▶ _ASSIGNED TASK_
Reproduce this listing from its first line through the line with "14×14×12 | 0.10 |", inclusive, leaving out all that follows.

######
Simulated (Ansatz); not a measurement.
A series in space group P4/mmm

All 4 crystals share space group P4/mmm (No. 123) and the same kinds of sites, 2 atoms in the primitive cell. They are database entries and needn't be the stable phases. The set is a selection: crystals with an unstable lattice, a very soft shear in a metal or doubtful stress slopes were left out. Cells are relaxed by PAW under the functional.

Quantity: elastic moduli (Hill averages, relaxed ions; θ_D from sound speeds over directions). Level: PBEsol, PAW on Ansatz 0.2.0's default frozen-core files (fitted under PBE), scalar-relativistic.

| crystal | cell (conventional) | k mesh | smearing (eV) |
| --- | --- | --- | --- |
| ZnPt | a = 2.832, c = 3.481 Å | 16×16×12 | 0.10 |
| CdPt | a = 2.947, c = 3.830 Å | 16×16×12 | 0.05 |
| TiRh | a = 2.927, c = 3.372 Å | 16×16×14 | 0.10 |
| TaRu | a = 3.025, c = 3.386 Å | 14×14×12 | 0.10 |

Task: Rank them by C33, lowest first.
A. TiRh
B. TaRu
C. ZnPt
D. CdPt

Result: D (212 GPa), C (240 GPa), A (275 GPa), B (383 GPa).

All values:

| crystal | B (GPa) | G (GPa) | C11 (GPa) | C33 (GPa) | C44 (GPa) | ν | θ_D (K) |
######

▶ _RESPONSE AREA_
Simulated (Ansatz); not a measurement.
A series in space group P4/mmm

All 4 crystals share space group P4/mmm (No. 123) and the same kinds of sites, 2 atoms in the primitive cell. They are database entries and needn't be the stable phases. The set is a selection: crystals with an unstable lattice, a very soft shear in a metal or doubtful stress slopes were left out. Cells are relaxed by PAW under the functional.

Quantity: elastic moduli (Hill averages, relaxed ions; θ_D from sound speeds over directions). Level: PBEsol, PAW on Ansatz 0.2.0's default frozen-core files (fitted under PBE), scalar-relativistic.

| crystal | cell (conventional) | k mesh | smearing (eV) |
| --- | --- | --- | --- |
| ZnPt | a = 2.832, c = 3.481 Å | 16×16×12 | 0.10 |
| CdPt | a = 2.947, c = 3.830 Å | 16×16×12 | 0.05 |
| TiRh | a = 2.927, c = 3.372 Å | 16×16×14 | 0.10 |
| TaRu | a = 3.025, c = 3.386 Å | 14×14×12 | 0.10 |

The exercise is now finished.